INFORMATION SUPPLIED:
● ● ●
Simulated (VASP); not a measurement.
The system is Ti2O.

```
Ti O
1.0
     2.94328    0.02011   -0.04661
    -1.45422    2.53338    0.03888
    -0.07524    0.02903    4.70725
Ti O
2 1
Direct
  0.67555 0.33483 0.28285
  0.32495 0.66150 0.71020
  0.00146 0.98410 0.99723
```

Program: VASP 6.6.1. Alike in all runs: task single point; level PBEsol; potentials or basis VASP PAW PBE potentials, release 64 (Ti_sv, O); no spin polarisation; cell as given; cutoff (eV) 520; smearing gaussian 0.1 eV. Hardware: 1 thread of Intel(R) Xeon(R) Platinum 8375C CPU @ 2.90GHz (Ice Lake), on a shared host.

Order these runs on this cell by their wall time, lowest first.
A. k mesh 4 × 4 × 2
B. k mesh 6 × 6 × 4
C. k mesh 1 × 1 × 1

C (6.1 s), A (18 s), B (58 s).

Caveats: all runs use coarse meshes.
● ● ●

WORK ITEM: Repeat every line of the data word for word until you have repeated the line that contains "C (6.1 s), A (18 s), B (58 s).", which is the last one to include.

ANSWER BOX:
Simulated (VASP); not a measurement.
The system is Ti2O.

```
Ti O
1.0
     2.94328    0.02011   -0.04661
    -1.45422    2.53338    0.03888
    -0.07524    0.02903    4.70725
Ti O
2 1
Direct
  0.67555 0.33483 0.28285
  0.32495 0.66150 0.71020
  0.00146 0.98410 0.99723
```

Program: VASP 6.6.1. Alike in all runs: task single point; level PBEsol; potentials or basis VASP PAW PBE potentials, release 64 (Ti_sv, O); no spin polarisation; cell as given; cutoff (eV) 520; smearing gaussian 0.1 eV. Hardware: 1 thread of Intel(R) Xeon(R) Platinum 8375C CPU @ 2.90GHz (Ice Lake), on a shared host.

Order these runs on this cell by their wall time, lowest first.
A. k mesh 4 × 4 × 2
B. k mesh 6 × 6 × 4
C. k mesh 1 × 1 × 1

C (6.1 s), A (18 s), B (58 s).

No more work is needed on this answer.